---------------
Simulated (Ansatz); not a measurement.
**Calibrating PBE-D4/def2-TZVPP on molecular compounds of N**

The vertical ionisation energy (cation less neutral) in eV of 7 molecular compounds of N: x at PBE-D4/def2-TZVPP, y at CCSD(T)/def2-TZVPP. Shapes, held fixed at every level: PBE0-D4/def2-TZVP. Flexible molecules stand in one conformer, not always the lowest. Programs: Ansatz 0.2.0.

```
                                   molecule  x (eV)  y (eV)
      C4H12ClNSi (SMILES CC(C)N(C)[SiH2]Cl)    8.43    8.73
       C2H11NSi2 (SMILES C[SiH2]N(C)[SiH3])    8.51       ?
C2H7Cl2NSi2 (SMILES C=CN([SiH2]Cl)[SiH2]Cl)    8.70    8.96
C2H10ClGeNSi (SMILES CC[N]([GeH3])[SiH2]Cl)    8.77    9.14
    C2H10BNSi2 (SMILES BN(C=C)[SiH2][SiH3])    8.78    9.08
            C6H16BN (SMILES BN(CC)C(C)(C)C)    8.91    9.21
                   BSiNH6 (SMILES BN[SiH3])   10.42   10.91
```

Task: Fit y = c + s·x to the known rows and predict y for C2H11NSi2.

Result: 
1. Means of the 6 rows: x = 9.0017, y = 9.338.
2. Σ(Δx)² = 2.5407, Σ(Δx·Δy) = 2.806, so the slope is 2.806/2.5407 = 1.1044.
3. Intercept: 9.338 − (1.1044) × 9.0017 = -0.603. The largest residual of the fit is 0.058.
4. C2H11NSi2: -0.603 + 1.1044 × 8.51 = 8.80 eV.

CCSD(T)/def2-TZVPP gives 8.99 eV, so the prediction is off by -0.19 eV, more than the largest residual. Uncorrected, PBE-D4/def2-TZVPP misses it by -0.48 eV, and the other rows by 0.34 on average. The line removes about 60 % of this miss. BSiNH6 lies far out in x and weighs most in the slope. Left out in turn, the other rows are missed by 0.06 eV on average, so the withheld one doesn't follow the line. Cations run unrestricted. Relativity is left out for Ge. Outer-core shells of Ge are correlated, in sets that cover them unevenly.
---------------

◆ Assignment
Using the entries above, extract exactly the span from the line with "1. Means of" to the line with "4. C2H11NSi2: -0.603", both lines included; leave out everything else.

◆ Written answer
1. Means of the 6 rows: x = 9.0017, y = 9.338.
2. Σ(Δx)² = 2.5407, Σ(Δx·Δy) = 2.806, so the slope is 2.806/2.5407 = 1.1044.
3. Intercept: 9.338 − (1.1044) × 9.0017 = -0.603. The largest residual of the fit is 0.058.
4. C2H11NSi2: -0.603 + 1.1044 × 8.51 = 8.80 eV.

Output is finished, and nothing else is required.